*The data*:
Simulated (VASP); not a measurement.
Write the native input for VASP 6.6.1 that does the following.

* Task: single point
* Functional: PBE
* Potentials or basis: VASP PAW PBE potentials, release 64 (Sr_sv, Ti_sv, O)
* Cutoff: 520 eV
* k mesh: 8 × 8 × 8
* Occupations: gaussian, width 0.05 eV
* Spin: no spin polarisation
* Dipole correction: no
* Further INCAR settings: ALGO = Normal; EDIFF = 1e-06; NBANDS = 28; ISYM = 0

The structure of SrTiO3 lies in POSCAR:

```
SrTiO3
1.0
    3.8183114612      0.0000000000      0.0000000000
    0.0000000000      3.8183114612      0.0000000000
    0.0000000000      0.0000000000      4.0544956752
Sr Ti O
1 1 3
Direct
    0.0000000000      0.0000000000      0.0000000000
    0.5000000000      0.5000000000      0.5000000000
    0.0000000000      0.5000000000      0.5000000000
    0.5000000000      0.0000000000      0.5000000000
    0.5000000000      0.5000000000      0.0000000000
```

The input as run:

*Activity*: In full and word for word, restate the data.

*Response box*:
Simulated (VASP); not a measurement.
Write the native input for VASP 6.6.1 that does the following.

* Task: single point
* Functional: PBE
* Potentials or basis: VASP PAW PBE potentials, release 64 (Sr_sv, Ti_sv, O)
* Cutoff: 520 eV
* k mesh: 8 × 8 × 8
* Occupations: gaussian, width 0.05 eV
* Spin: no spin polarisation
* Dipole correction: no
* Further INCAR settings: ALGO = Normal; EDIFF = 1e-06; NBANDS = 28; ISYM = 0

The structure of SrTiO3 lies in POSCAR:

```
SrTiO3
1.0
    3.8183114612      0.0000000000      0.0000000000
    0.0000000000      3.8183114612      0.0000000000
    0.0000000000      0.0000000000      4.0544956752
Sr Ti O
1 1 3
Direct
    0.0000000000      0.0000000000      0.0000000000
    0.5000000000      0.5000000000      0.5000000000
    0.0000000000      0.5000000000      0.5000000000
    0.5000000000      0.0000000000      0.5000000000
    0.5000000000      0.5000000000      0.0000000000
```

The input as run:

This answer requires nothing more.